__DATA SUPPLIED__
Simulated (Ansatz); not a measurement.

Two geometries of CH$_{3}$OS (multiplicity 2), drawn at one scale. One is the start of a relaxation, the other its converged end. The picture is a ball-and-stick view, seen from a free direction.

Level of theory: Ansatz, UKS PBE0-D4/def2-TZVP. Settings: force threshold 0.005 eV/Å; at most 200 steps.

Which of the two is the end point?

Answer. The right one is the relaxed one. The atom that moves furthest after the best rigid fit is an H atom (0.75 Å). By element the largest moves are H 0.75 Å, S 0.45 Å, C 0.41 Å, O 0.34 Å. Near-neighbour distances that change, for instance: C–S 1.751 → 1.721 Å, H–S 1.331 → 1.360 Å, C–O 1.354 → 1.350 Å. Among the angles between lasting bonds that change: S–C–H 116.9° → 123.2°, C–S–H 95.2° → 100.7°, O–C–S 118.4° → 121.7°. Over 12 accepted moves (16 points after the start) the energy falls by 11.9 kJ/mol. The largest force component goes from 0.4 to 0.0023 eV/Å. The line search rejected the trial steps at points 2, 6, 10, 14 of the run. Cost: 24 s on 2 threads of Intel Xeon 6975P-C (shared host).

__ACTION ITEM__
Copy verbatim, from the listing above, each line from the one containing "Two geometries of" down to the one containing "Which of the two is the end point?", inclusive.

__YOUR SOLUTION__
Two geometries of CH$_{3}$OS (multiplicity 2), drawn at one scale. One is the start of a relaxation, the other its converged end. The picture is a ball-and-stick view, seen from a free direction.

Level of theory: Ansatz, UKS PBE0-D4/def2-TZVP. Settings: force threshold 0.005 eV/Å; at most 200 steps.

Which of the two is the end point?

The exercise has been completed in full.